BRIEF
Begin with the first line of the entries below. Copy each line exactly, stopping after the one that contains "Caveat: the PAW".

RECORD SET
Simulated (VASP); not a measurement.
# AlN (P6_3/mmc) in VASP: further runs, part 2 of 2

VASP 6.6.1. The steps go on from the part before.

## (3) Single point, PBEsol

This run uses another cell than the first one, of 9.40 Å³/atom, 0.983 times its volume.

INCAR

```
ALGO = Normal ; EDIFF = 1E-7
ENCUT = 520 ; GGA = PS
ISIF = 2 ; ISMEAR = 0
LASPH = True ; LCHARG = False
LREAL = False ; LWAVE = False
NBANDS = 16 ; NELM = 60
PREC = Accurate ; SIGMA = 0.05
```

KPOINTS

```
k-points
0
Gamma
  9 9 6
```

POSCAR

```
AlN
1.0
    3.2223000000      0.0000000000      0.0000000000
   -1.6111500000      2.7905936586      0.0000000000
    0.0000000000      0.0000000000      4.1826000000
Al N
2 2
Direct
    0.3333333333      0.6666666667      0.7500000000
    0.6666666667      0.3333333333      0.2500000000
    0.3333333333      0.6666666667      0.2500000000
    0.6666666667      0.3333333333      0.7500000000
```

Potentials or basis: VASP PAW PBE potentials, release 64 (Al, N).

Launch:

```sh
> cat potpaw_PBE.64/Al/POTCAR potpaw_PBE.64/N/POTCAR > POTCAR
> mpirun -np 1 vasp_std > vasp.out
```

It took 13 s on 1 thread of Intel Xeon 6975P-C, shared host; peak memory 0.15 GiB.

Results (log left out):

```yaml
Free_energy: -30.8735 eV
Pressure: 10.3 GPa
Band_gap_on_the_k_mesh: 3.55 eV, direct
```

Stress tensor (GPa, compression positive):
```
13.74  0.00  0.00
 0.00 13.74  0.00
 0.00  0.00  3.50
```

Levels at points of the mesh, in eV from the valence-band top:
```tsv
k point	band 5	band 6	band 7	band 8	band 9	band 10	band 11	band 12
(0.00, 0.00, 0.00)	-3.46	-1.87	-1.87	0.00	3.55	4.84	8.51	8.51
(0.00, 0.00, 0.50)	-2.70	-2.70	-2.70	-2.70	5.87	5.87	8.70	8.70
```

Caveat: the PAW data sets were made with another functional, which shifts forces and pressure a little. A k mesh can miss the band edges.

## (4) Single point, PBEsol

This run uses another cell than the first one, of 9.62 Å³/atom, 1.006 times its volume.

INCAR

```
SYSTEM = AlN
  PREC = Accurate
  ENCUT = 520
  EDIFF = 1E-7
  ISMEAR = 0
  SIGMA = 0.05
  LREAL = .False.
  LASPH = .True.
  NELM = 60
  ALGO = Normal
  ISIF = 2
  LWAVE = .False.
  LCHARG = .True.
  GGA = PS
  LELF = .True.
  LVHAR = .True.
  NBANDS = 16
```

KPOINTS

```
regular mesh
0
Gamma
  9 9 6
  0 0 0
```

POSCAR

ANSWER AREA
Simulated (VASP); not a measurement.
# AlN (P6_3/mmc) in VASP: further runs, part 2 of 2

VASP 6.6.1. The steps go on from the part before.

## (3) Single point, PBEsol

This run uses another cell than the first one, of 9.40 Å³/atom, 0.983 times its volume.

INCAR

```
ALGO = Normal ; EDIFF = 1E-7
ENCUT = 520 ; GGA = PS
ISIF = 2 ; ISMEAR = 0
LASPH = True ; LCHARG = False
LREAL = False ; LWAVE = False
NBANDS = 16 ; NELM = 60
PREC = Accurate ; SIGMA = 0.05
```

KPOINTS

```
k-points
0
Gamma
  9 9 6
```

POSCAR

```
AlN
1.0
    3.2223000000      0.0000000000      0.0000000000
   -1.6111500000      2.7905936586      0.0000000000
    0.0000000000      0.0000000000      4.1826000000
Al N
2 2
Direct
    0.3333333333      0.6666666667      0.7500000000
    0.6666666667      0.3333333333      0.2500000000
    0.3333333333      0.6666666667      0.2500000000
    0.6666666667      0.3333333333      0.7500000000
```

Potentials or basis: VASP PAW PBE potentials, release 64 (Al, N).

Launch:

```sh
> cat potpaw_PBE.64/Al/POTCAR potpaw_PBE.64/N/POTCAR > POTCAR
> mpirun -np 1 vasp_std > vasp.out
```

It took 13 s on 1 thread of Intel Xeon 6975P-C, shared host; peak memory 0.15 GiB.

Results (log left out):

```yaml
Free_energy: -30.8735 eV
Pressure: 10.3 GPa
Band_gap_on_the_k_mesh: 3.55 eV, direct
```

Stress tensor (GPa, compression positive):
```
13.74  0.00  0.00
 0.00 13.74  0.00
 0.00  0.00  3.50
```

Levels at points of the mesh, in eV from the valence-band top:
```tsv
k point	band 5	band 6	band 7	band 8	band 9	band 10	band 11	band 12
(0.00, 0.00, 0.00)	-3.46	-1.87	-1.87	0.00	3.55	4.84	8.51	8.51
(0.00, 0.00, 0.50)	-2.70	-2.70	-2.70	-2.70	5.87	5.87	8.70	8.70
```

Caveat: the PAW data sets were made with another functional, which shifts forces and pressure a little. A k mesh can miss the band edges.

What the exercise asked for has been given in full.